□ □ □

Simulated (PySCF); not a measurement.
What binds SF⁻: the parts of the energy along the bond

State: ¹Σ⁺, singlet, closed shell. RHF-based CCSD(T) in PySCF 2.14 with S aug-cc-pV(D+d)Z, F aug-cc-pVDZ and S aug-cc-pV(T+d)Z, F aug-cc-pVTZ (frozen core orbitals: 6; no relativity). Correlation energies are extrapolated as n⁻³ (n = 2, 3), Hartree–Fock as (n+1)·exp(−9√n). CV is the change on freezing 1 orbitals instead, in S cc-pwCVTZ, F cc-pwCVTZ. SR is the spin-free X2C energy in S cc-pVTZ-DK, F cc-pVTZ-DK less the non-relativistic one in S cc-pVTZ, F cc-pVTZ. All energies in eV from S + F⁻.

□ □ □

Set down the whole of the material, exactly.

Simulated (PySCF); not a measurement.
What binds SF⁻: the parts of the energy along the bond

State: ¹Σ⁺, singlet, closed shell. RHF-based CCSD(T) in PySCF 2.14 with S aug-cc-pV(D+d)Z, F aug-cc-pVDZ and S aug-cc-pV(T+d)Z, F aug-cc-pVTZ (frozen core orbitals: 6; no relativity). Correlation energies are extrapolated as n⁻³ (n = 2, 3), Hartree–Fock as (n+1)·exp(−9√n). CV is the change on freezing 1 orbitals instead, in S cc-pwCVTZ, F cc-pwCVTZ. SR is the spin-free X2C energy in S cc-pVTZ-DK, F cc-pVTZ-DK less the non-relativistic one in S cc-pVTZ, F cc-pVTZ. All energies in eV from S + F⁻.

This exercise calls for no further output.